** Opening Given data block **

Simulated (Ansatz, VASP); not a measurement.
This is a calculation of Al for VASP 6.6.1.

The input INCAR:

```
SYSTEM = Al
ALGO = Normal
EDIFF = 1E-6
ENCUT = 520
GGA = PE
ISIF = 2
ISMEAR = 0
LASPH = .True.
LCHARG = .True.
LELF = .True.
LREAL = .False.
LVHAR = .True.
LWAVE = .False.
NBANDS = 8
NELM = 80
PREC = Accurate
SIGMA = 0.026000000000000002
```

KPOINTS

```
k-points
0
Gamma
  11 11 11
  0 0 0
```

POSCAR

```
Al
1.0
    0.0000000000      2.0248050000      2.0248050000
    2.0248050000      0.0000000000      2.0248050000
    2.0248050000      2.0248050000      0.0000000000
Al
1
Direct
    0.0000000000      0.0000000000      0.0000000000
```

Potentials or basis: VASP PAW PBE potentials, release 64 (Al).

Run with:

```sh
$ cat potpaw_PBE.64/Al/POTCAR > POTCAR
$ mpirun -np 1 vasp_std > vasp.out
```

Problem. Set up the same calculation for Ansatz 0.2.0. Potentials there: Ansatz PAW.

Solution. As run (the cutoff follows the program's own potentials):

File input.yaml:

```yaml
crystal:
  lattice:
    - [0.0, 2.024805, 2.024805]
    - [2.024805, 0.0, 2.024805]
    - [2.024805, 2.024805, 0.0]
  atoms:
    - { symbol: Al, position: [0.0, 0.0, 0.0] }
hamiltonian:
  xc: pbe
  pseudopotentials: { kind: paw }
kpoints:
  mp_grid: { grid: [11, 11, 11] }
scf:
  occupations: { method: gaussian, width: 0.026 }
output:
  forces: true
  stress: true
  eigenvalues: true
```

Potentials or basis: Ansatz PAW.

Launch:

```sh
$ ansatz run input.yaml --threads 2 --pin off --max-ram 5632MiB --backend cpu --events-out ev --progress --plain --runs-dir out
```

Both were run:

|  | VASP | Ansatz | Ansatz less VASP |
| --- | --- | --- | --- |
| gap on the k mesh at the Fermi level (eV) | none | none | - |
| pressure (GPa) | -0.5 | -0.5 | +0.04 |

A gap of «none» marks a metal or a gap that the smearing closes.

** Closing Given data block **

- **Requirement**: Beginning with the opening line above, retype the records exactly through the line with "-0.5 | +0.04 |", both ends included.

- **Reply**:
Simulated (Ansatz, VASP); not a measurement.
This is a calculation of Al for VASP 6.6.1.

The input INCAR:

```
SYSTEM = Al
ALGO = Normal
EDIFF = 1E-6
ENCUT = 520
GGA = PE
ISIF = 2
ISMEAR = 0
LASPH = .True.
LCHARG = .True.
LELF = .True.
LREAL = .False.
LVHAR = .True.
LWAVE = .False.
NBANDS = 8
NELM = 80
PREC = Accurate
SIGMA = 0.026000000000000002
```

KPOINTS

```
k-points
0
Gamma
  11 11 11
  0 0 0
```

POSCAR

```
Al
1.0
    0.0000000000      2.0248050000      2.0248050000
    2.0248050000      0.0000000000      2.0248050000
    2.0248050000      2.0248050000      0.0000000000
Al
1
Direct
    0.0000000000      0.0000000000      0.0000000000
```

Potentials or basis: VASP PAW PBE potentials, release 64 (Al).

Run with:

```sh
$ cat potpaw_PBE.64/Al/POTCAR > POTCAR
$ mpirun -np 1 vasp_std > vasp.out
```

Problem. Set up the same calculation for Ansatz 0.2.0. Potentials there: Ansatz PAW.

Solution. As run (the cutoff follows the program's own potentials):

File input.yaml:

```yaml
crystal:
  lattice:
    - [0.0, 2.024805, 2.024805]
    - [2.024805, 0.0, 2.024805]
    - [2.024805, 2.024805, 0.0]
  atoms:
    - { symbol: Al, position: [0.0, 0.0, 0.0] }
hamiltonian:
  xc: pbe
  pseudopotentials: { kind: paw }
kpoints:
  mp_grid: { grid: [11, 11, 11] }
scf:
  occupations: { method: gaussian, width: 0.026 }
output:
  forces: true
  stress: true
  eigenvalues: true
```

Potentials or basis: Ansatz PAW.

Launch:

```sh
$ ansatz run input.yaml --threads 2 --pin off --max-ram 5632MiB --backend cpu --events-out ev --progress --plain --runs-dir out
```

Both were run:

|  | VASP | Ansatz | Ansatz less VASP |
| --- | --- | --- | --- |
| gap on the k mesh at the Fermi level (eV) | none | none | - |
| pressure (GPa) | -0.5 | -0.5 | +0.04 |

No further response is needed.